**Exercise data:**
::::
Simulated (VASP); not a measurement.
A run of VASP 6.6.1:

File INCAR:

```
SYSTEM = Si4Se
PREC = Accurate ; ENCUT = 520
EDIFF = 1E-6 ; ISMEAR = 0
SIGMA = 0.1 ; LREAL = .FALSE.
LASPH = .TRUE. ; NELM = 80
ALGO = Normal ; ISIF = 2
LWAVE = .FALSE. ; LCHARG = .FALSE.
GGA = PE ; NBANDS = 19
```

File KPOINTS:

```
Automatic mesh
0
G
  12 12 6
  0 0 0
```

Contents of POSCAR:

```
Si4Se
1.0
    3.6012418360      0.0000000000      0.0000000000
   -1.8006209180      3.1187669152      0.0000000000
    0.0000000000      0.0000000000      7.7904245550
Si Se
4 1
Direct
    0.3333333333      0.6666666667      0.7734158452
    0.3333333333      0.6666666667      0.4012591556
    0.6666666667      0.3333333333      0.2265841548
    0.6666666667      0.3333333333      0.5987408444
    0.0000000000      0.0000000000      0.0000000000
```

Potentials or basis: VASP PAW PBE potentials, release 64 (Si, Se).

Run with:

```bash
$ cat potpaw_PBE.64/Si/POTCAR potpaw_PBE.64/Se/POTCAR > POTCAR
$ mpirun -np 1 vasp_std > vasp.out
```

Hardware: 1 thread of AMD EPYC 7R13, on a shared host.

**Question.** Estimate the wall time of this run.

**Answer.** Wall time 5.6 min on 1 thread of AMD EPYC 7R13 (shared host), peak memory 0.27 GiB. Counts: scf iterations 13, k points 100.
::::

**Activity:** Retype the records above, but only those lines that fall between the line containing "A run of VASP" and the line containing "of this run.", with both of those lines included, exactly as written.

**Answer section:**
A run of VASP 6.6.1:

File INCAR:

```
SYSTEM = Si4Se
PREC = Accurate ; ENCUT = 520
EDIFF = 1E-6 ; ISMEAR = 0
SIGMA = 0.1 ; LREAL = .FALSE.
LASPH = .TRUE. ; NELM = 80
ALGO = Normal ; ISIF = 2
LWAVE = .FALSE. ; LCHARG = .FALSE.
GGA = PE ; NBANDS = 19
```

File KPOINTS:

```
Automatic mesh
0
G
  12 12 6
  0 0 0
```

Contents of POSCAR:

```
Si4Se
1.0
    3.6012418360      0.0000000000      0.0000000000
   -1.8006209180      3.1187669152      0.0000000000
    0.0000000000      0.0000000000      7.7904245550
Si Se
4 1
Direct
    0.3333333333      0.6666666667      0.7734158452
    0.3333333333      0.6666666667      0.4012591556
    0.6666666667      0.3333333333      0.2265841548
    0.6666666667      0.3333333333      0.5987408444
    0.0000000000      0.0000000000      0.0000000000
```

Potentials or basis: VASP PAW PBE potentials, release 64 (Si, Se).

Run with:

```bash
$ cat potpaw_PBE.64/Si/POTCAR potpaw_PBE.64/Se/POTCAR > POTCAR
$ mpirun -np 1 vasp_std > vasp.out
```

Hardware: 1 thread of AMD EPYC 7R13, on a shared host.

**Question.** Estimate the wall time of this run.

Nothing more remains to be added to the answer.